→ Exercise
Begin at the top of the listing below. Write each line out exactly, ending with the line that holds "A pattern alone".

→ Available data
○ ○ ○ ○ ○ ○ ○

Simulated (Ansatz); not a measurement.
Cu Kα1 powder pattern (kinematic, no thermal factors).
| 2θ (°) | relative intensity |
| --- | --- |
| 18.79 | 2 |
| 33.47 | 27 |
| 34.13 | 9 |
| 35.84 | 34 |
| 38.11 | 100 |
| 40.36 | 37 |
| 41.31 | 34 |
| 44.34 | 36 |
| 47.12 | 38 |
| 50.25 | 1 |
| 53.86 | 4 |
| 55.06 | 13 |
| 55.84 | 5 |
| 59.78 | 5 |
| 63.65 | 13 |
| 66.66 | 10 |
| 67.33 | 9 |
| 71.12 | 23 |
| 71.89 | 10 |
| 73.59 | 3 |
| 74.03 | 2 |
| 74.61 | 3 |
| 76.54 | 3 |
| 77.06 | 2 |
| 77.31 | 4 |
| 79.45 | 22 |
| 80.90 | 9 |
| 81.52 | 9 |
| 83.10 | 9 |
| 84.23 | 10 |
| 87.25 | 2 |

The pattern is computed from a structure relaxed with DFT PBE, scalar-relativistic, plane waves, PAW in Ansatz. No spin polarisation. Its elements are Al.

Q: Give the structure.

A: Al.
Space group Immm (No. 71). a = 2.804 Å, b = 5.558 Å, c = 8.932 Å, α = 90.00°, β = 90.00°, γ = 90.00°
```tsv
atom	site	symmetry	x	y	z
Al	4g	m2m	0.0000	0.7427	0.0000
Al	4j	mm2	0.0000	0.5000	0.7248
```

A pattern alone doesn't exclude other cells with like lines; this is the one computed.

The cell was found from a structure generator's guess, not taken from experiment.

○ ○ ○ ○ ○ ○ ○

→ Answer box
Simulated (Ansatz); not a measurement.
Cu Kα1 powder pattern (kinematic, no thermal factors).
| 2θ (°) | relative intensity |
| --- | --- |
| 18.79 | 2 |
| 33.47 | 27 |
| 34.13 | 9 |
| 35.84 | 34 |
| 38.11 | 100 |
| 40.36 | 37 |
| 41.31 | 34 |
| 44.34 | 36 |
| 47.12 | 38 |
| 50.25 | 1 |
| 53.86 | 4 |
| 55.06 | 13 |
| 55.84 | 5 |
| 59.78 | 5 |
| 63.65 | 13 |
| 66.66 | 10 |
| 67.33 | 9 |
| 71.12 | 23 |
| 71.89 | 10 |
| 73.59 | 3 |
| 74.03 | 2 |
| 74.61 | 3 |
| 76.54 | 3 |
| 77.06 | 2 |
| 77.31 | 4 |
| 79.45 | 22 |
| 80.90 | 9 |
| 81.52 | 9 |
| 83.10 | 9 |
| 84.23 | 10 |
| 87.25 | 2 |

The pattern is computed from a structure relaxed with DFT PBE, scalar-relativistic, plane waves, PAW in Ansatz. No spin polarisation. Its elements are Al.

Q: Give the structure.

A: Al.
Space group Immm (No. 71). a = 2.804 Å, b = 5.558 Å, c = 8.932 Å, α = 90.00°, β = 90.00°, γ = 90.00°
```tsv
atom	site	symmetry	x	y	z
Al	4g	m2m	0.0000	0.7427	0.0000
Al	4j	mm2	0.0000	0.5000	0.7248
```

A pattern alone doesn't exclude other cells with like lines; this is the one computed.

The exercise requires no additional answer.